**Work task**.
Could you print every record below exactly as written?

**Available data**.
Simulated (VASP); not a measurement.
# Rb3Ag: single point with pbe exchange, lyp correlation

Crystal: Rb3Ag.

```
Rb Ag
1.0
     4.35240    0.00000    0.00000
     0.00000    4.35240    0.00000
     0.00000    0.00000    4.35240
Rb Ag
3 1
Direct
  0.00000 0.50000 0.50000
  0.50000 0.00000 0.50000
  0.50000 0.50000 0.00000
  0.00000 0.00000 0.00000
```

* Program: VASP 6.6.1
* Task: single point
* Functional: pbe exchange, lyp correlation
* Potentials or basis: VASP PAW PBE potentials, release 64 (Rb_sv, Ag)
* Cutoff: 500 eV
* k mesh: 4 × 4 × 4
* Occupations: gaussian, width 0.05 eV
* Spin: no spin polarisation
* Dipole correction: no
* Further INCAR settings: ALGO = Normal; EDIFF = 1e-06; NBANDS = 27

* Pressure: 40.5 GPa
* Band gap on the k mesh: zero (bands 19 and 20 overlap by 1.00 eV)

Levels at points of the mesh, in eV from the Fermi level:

**Response area**.
Simulated (VASP); not a measurement.
# Rb3Ag: single point with pbe exchange, lyp correlation

Crystal: Rb3Ag.

```
Rb Ag
1.0
     4.35240    0.00000    0.00000
     0.00000    4.35240    0.00000
     0.00000    0.00000    4.35240
Rb Ag
3 1
Direct
  0.00000 0.50000 0.50000
  0.50000 0.00000 0.50000
  0.50000 0.50000 0.00000
  0.00000 0.00000 0.00000
```

* Program: VASP 6.6.1
* Task: single point
* Functional: pbe exchange, lyp correlation
* Potentials or basis: VASP PAW PBE potentials, release 64 (Rb_sv, Ag)
* Cutoff: 500 eV
* k mesh: 4 × 4 × 4
* Occupations: gaussian, width 0.05 eV
* Spin: no spin polarisation
* Dipole correction: no
* Further INCAR settings: ALGO = Normal; EDIFF = 1e-06; NBANDS = 27

* Pressure: 40.5 GPa
* Band gap on the k mesh: zero (bands 19 and 20 overlap by 1.00 eV)

Levels at points of the mesh, in eV from the Fermi level:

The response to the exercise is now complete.